* **TASK ITEM**: Write out all of the data without omission, exactly as shown.

━━━━
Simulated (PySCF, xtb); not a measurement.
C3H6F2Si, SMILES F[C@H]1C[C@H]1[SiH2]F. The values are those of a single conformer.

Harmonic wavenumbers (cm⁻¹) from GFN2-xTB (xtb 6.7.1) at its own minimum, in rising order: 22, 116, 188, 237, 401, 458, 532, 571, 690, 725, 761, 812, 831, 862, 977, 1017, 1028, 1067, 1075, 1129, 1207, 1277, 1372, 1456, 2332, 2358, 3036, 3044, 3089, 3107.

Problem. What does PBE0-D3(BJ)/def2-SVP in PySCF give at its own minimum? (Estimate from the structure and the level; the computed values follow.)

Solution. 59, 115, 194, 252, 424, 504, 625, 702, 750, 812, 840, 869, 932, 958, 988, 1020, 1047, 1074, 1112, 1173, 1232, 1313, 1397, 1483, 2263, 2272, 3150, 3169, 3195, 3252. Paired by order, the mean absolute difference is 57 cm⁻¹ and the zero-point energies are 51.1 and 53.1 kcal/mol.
━━━━

* **ANSWER SPACE**:
Simulated (PySCF, xtb); not a measurement.
C3H6F2Si, SMILES F[C@H]1C[C@H]1[SiH2]F. The values are those of a single conformer.

Harmonic wavenumbers (cm⁻¹) from GFN2-xTB (xtb 6.7.1) at its own minimum, in rising order: 22, 116, 188, 237, 401, 458, 532, 571, 690, 725, 761, 812, 831, 862, 977, 1017, 1028, 1067, 1075, 1129, 1207, 1277, 1372, 1456, 2332, 2358, 3036, 3044, 3089, 3107.

Problem. What does PBE0-D3(BJ)/def2-SVP in PySCF give at its own minimum? (Estimate from the structure and the level; the computed values follow.)

Solution. 59, 115, 194, 252, 424, 504, 625, 702, 750, 812, 840, 869, 932, 958, 988, 1020, 1047, 1074, 1112, 1173, 1232, 1313, 1397, 1483, 2263, 2272, 3150, 3169, 3195, 3252. Paired by order, the mean absolute difference is 57 cm⁻¹ and the zero-point energies are 51.1 and 53.1 kcal/mol.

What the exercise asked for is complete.